> _ACTION ITEM_: Look in the material below for the line with "12 % from S." and the line with "A B site carries", then set down exactly those two lines and all lines between, nothing more.

> _SUPPLIED DATA_:
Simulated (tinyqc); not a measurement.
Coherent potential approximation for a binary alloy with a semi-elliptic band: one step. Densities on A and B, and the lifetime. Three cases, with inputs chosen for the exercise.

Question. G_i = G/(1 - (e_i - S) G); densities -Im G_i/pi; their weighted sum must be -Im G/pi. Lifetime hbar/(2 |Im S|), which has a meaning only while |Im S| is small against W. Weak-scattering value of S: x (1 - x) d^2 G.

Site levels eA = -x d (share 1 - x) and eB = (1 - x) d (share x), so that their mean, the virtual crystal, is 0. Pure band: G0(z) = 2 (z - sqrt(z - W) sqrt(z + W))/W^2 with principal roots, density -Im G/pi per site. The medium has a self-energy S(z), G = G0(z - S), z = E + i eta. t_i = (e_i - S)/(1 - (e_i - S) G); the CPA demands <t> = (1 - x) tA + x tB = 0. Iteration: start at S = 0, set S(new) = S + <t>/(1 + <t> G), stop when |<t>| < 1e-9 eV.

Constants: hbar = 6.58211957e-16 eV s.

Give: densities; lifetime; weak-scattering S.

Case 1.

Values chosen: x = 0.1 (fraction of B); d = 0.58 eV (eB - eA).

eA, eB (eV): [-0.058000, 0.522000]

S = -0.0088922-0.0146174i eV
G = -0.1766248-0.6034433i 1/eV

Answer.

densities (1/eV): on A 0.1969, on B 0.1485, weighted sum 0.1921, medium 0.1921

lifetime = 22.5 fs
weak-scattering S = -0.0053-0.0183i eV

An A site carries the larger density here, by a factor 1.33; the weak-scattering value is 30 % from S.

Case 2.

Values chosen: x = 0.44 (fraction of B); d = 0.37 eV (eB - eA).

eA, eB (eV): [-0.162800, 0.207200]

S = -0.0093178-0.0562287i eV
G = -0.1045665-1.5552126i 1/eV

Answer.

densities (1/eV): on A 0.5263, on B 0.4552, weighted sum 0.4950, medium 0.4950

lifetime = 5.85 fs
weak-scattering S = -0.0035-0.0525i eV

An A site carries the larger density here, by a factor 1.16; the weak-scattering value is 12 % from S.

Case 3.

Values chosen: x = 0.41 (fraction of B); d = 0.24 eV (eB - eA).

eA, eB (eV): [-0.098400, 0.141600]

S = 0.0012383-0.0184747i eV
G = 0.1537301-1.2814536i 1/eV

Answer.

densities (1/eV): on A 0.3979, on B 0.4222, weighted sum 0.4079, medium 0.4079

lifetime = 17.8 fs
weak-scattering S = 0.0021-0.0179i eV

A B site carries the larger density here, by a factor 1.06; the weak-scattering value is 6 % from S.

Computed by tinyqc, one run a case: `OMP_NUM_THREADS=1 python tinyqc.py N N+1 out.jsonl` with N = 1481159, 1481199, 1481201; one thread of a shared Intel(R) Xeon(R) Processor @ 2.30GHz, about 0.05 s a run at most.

> _WORKED SOLUTION_:
An A site carries the larger density here, by a factor 1.16; the weak-scattering value is 12 % from S.

Case 3.

Values chosen: x = 0.41 (fraction of B); d = 0.24 eV (eB - eA).

eA, eB (eV): [-0.098400, 0.141600]

S = 0.0012383-0.0184747i eV
G = 0.1537301-1.2814536i 1/eV

Answer.

densities (1/eV): on A 0.3979, on B 0.4222, weighted sum 0.4079, medium 0.4079

lifetime = 17.8 fs
weak-scattering S = 0.0021-0.0179i eV

A B site carries the larger density here, by a factor 1.06; the weak-scattering value is 6 % from S.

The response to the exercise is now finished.